- GIVEN DATA:
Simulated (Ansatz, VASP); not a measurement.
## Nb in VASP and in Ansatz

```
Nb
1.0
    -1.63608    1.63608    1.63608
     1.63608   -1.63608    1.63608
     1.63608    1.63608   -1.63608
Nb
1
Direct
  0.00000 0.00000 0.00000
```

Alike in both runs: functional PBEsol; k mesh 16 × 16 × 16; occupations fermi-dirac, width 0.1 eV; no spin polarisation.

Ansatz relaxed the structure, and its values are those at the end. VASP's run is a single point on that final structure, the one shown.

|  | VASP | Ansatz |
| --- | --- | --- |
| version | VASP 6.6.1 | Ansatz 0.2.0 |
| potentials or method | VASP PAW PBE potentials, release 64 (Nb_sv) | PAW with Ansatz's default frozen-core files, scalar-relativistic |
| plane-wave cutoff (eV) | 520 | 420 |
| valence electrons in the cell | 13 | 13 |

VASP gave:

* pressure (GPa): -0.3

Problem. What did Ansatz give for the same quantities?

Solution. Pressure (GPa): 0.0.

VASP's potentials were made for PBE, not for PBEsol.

- ACTIVITY:
Would you retype the lines above from the one with "## Nb in VASP and in Ansatz" down to the one with "cell | 13 | 13 |", word for word, both ends included and no other lines?

- TASK SOLUTION:
## Nb in VASP and in Ansatz

```
Nb
1.0
    -1.63608    1.63608    1.63608
     1.63608   -1.63608    1.63608
     1.63608    1.63608   -1.63608
Nb
1
Direct
  0.00000 0.00000 0.00000
```

Alike in both runs: functional PBEsol; k mesh 16 × 16 × 16; occupations fermi-dirac, width 0.1 eV; no spin polarisation.

Ansatz relaxed the structure, and its values are those at the end. VASP's run is a single point on that final structure, the one shown.

|  | VASP | Ansatz |
| --- | --- | --- |
| version | VASP 6.6.1 | Ansatz 0.2.0 |
| potentials or method | VASP PAW PBE potentials, release 64 (Nb_sv) | PAW with Ansatz's default frozen-core files, scalar-relativistic |
| plane-wave cutoff (eV) | 520 | 420 |
| valence electrons in the cell | 13 | 13 |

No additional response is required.